======
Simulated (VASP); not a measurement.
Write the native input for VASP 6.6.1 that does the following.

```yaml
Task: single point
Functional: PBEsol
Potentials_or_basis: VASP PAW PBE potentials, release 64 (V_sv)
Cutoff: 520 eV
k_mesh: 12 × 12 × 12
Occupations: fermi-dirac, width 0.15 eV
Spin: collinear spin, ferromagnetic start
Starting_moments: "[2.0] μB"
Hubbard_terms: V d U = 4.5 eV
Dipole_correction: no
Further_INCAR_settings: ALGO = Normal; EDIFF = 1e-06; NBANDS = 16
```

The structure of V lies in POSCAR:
======

#### [Activity]
An exact copy of all the records above is needed.

#### [Worked solution]
Simulated (VASP); not a measurement.
Write the native input for VASP 6.6.1 that does the following.

```yaml
Task: single point
Functional: PBEsol
Potentials_or_basis: VASP PAW PBE potentials, release 64 (V_sv)
Cutoff: 520 eV
k_mesh: 12 × 12 × 12
Occupations: fermi-dirac, width 0.15 eV
Spin: collinear spin, ferromagnetic start
Starting_moments: "[2.0] μB"
Hubbard_terms: V d U = 4.5 eV
Dipole_correction: no
Further_INCAR_settings: ALGO = Normal; EDIFF = 1e-06; NBANDS = 16
```

The structure of V lies in POSCAR:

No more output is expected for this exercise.